Action item:
Using the listing below, retype exactly the lines starting at the one with "The cell comes" and ending at the one with "The input as", and include both.

Dataset excerpts:
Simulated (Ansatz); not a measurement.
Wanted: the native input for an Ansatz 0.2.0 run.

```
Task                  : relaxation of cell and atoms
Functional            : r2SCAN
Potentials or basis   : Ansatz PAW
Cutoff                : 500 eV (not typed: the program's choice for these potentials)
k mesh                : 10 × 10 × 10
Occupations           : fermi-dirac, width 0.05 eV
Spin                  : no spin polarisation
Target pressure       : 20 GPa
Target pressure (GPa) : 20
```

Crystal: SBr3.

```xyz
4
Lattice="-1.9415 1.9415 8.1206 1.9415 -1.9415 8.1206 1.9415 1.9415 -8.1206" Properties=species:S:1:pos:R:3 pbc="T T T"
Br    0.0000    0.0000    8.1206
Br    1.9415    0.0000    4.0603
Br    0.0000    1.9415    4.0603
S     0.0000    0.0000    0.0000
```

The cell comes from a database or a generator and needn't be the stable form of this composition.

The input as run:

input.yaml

Solution:
The cell comes from a database or a generator and needn't be the stable form of this composition.

The input as run:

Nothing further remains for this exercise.